=== Begin Enclosure ===
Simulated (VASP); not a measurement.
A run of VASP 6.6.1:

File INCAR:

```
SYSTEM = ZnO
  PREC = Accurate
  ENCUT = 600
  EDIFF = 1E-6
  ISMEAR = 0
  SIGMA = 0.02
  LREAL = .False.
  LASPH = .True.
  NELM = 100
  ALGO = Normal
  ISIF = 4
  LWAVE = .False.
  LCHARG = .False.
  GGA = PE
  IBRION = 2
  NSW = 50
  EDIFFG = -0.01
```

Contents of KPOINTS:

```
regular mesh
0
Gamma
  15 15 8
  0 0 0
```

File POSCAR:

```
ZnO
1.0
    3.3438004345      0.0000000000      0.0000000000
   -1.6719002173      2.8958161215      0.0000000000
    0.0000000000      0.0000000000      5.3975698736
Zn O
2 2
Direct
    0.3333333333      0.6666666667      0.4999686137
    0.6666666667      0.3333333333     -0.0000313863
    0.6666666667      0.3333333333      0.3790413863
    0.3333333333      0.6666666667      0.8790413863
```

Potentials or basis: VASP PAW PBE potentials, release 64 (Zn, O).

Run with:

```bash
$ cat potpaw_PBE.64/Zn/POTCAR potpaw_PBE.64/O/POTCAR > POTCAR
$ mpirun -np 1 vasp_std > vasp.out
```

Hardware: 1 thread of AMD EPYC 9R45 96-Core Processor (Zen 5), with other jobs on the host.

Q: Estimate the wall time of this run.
=== End Enclosure ===

Your task is to transcribe, with no changes, only the lines of the listing above that lie between the line holding "A run of VASP" and the line holding "Hardware: 1 thread", inclusive.

A run of VASP 6.6.1:

File INCAR:

```
SYSTEM = ZnO
  PREC = Accurate
  ENCUT = 600
  EDIFF = 1E-6
  ISMEAR = 0
  SIGMA = 0.02
  LREAL = .False.
  LASPH = .True.
  NELM = 100
  ALGO = Normal
  ISIF = 4
  LWAVE = .False.
  LCHARG = .False.
  GGA = PE
  IBRION = 2
  NSW = 50
  EDIFFG = -0.01
```

Contents of KPOINTS:

```
regular mesh
0
Gamma
  15 15 8
  0 0 0
```

File POSCAR:

```
ZnO
1.0
    3.3438004345      0.0000000000      0.0000000000
   -1.6719002173      2.8958161215      0.0000000000
    0.0000000000      0.0000000000      5.3975698736
Zn O
2 2
Direct
    0.3333333333      0.6666666667      0.4999686137
    0.6666666667      0.3333333333     -0.0000313863
    0.6666666667      0.3333333333      0.3790413863
    0.3333333333      0.6666666667      0.8790413863
```

Potentials or basis: VASP PAW PBE potentials, release 64 (Zn, O).

Run with:

```bash
$ cat potpaw_PBE.64/Zn/POTCAR potpaw_PBE.64/O/POTCAR > POTCAR
$ mpirun -np 1 vasp_std > vasp.out
```

Hardware: 1 thread of AMD EPYC 9R45 96-Core Processor (Zen 5), with other jobs on the host.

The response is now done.